▬▬▬▬▬▬

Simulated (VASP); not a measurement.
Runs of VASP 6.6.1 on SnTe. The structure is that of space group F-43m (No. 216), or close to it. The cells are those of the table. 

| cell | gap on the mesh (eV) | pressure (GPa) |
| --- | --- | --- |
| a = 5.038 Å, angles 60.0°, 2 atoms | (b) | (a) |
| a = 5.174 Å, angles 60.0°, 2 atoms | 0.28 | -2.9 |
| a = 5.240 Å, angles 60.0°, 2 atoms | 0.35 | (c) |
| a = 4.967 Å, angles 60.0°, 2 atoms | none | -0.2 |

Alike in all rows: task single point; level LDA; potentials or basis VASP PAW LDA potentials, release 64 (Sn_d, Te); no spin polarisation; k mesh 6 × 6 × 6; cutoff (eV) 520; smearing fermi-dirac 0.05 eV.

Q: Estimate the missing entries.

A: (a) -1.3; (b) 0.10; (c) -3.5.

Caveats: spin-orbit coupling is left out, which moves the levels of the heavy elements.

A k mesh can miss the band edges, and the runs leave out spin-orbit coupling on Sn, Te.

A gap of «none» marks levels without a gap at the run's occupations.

▬▬▬▬▬▬

**Exercise:**
Copy every line of the records above, starting with the first, up to and including the line containing "A k mesh can".

**Answer area:**
Simulated (VASP); not a measurement.
Runs of VASP 6.6.1 on SnTe. The structure is that of space group F-43m (No. 216), or close to it. The cells are those of the table. 

| cell | gap on the mesh (eV) | pressure (GPa) |
| --- | --- | --- |
| a = 5.038 Å, angles 60.0°, 2 atoms | (b) | (a) |
| a = 5.174 Å, angles 60.0°, 2 atoms | 0.28 | -2.9 |
| a = 5.240 Å, angles 60.0°, 2 atoms | 0.35 | (c) |
| a = 4.967 Å, angles 60.0°, 2 atoms | none | -0.2 |

Alike in all rows: task single point; level LDA; potentials or basis VASP PAW LDA potentials, release 64 (Sn_d, Te); no spin polarisation; k mesh 6 × 6 × 6; cutoff (eV) 520; smearing fermi-dirac 0.05 eV.

Q: Estimate the missing entries.

A: (a) -1.3; (b) 0.10; (c) -3.5.

Caveats: spin-orbit coupling is left out, which moves the levels of the heavy elements.

A k mesh can miss the band edges, and the runs leave out spin-orbit coupling on Sn, Te.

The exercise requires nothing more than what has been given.